> [Data shown]:
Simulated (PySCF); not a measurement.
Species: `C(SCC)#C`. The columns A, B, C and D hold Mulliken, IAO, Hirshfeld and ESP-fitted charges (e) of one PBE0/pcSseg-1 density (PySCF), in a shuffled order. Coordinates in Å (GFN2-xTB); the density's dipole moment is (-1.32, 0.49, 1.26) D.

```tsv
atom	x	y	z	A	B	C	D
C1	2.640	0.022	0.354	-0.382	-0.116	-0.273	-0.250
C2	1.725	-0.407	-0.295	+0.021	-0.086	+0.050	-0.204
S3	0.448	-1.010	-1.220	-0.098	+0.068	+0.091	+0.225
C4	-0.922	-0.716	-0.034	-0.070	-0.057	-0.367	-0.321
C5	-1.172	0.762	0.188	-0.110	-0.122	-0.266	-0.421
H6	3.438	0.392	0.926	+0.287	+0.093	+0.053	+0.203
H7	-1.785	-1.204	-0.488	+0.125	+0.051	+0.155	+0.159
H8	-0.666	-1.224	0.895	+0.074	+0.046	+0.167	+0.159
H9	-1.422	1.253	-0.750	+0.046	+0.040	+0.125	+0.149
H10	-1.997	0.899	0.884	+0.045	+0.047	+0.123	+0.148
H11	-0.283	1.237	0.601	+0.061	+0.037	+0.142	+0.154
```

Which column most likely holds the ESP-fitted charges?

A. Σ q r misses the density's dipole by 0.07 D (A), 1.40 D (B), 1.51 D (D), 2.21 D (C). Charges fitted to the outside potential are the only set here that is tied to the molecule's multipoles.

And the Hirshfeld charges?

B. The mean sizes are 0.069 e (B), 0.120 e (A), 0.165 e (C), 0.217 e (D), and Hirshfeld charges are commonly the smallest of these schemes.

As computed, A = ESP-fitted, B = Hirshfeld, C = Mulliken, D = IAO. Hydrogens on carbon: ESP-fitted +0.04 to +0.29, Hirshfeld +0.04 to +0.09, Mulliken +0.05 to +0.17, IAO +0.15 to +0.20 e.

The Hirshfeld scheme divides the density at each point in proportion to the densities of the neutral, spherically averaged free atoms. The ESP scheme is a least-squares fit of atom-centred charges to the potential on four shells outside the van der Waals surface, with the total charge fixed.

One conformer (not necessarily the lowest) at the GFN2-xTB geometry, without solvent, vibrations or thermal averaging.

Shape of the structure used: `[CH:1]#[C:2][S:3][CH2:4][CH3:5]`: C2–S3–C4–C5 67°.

> [Task item]:
Your task is to restate, word for word, the lines from the beginning of the records to the line with "B. The mean", inclusive.

> [Exercise response]:
Simulated (PySCF); not a measurement.
Species: `C(SCC)#C`. The columns A, B, C and D hold Mulliken, IAO, Hirshfeld and ESP-fitted charges (e) of one PBE0/pcSseg-1 density (PySCF), in a shuffled order. Coordinates in Å (GFN2-xTB); the density's dipole moment is (-1.32, 0.49, 1.26) D.

```tsv
atom	x	y	z	A	B	C	D
C1	2.640	0.022	0.354	-0.382	-0.116	-0.273	-0.250
C2	1.725	-0.407	-0.295	+0.021	-0.086	+0.050	-0.204
S3	0.448	-1.010	-1.220	-0.098	+0.068	+0.091	+0.225
C4	-0.922	-0.716	-0.034	-0.070	-0.057	-0.367	-0.321
C5	-1.172	0.762	0.188	-0.110	-0.122	-0.266	-0.421
H6	3.438	0.392	0.926	+0.287	+0.093	+0.053	+0.203
H7	-1.785	-1.204	-0.488	+0.125	+0.051	+0.155	+0.159
H8	-0.666	-1.224	0.895	+0.074	+0.046	+0.167	+0.159
H9	-1.422	1.253	-0.750	+0.046	+0.040	+0.125	+0.149
H10	-1.997	0.899	0.884	+0.045	+0.047	+0.123	+0.148
H11	-0.283	1.237	0.601	+0.061	+0.037	+0.142	+0.154
```

Which column most likely holds the ESP-fitted charges?

A. Σ q r misses the density's dipole by 0.07 D (A), 1.40 D (B), 1.51 D (D), 2.21 D (C). Charges fitted to the outside potential are the only set here that is tied to the molecule's multipoles.

And the Hirshfeld charges?

B. The mean sizes are 0.069 e (B), 0.120 e (A), 0.165 e (C), 0.217 e (D), and Hirshfeld charges are commonly the smallest of these schemes.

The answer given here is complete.